● Assignment
The first line of the entries through the line bearing "One way to write": copy these lines exactly and return nothing else.

● Data extracts
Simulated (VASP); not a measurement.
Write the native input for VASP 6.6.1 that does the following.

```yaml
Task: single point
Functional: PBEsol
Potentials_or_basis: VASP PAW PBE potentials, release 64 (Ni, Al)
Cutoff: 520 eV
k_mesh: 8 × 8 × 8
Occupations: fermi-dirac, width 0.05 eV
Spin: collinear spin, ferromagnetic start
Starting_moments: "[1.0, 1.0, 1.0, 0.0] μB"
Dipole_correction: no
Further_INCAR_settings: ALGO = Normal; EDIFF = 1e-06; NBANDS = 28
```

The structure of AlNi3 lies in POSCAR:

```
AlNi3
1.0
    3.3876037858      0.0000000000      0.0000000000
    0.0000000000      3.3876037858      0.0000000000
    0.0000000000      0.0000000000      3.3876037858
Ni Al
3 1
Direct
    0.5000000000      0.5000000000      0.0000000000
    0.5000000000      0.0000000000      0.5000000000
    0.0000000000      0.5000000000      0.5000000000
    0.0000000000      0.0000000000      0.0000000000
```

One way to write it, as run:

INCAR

● Task response
Simulated (VASP); not a measurement.
Write the native input for VASP 6.6.1 that does the following.

```yaml
Task: single point
Functional: PBEsol
Potentials_or_basis: VASP PAW PBE potentials, release 64 (Ni, Al)
Cutoff: 520 eV
k_mesh: 8 × 8 × 8
Occupations: fermi-dirac, width 0.05 eV
Spin: collinear spin, ferromagnetic start
Starting_moments: "[1.0, 1.0, 1.0, 0.0] μB"
Dipole_correction: no
Further_INCAR_settings: ALGO = Normal; EDIFF = 1e-06; NBANDS = 28
```

The structure of AlNi3 lies in POSCAR:

```
AlNi3
1.0
    3.3876037858      0.0000000000      0.0000000000
    0.0000000000      3.3876037858      0.0000000000
    0.0000000000      0.0000000000      3.3876037858
Ni Al
3 1
Direct
    0.5000000000      0.5000000000      0.0000000000
    0.5000000000      0.0000000000      0.5000000000
    0.0000000000      0.5000000000      0.5000000000
    0.0000000000      0.0000000000      0.0000000000
```

One way to write it, as run:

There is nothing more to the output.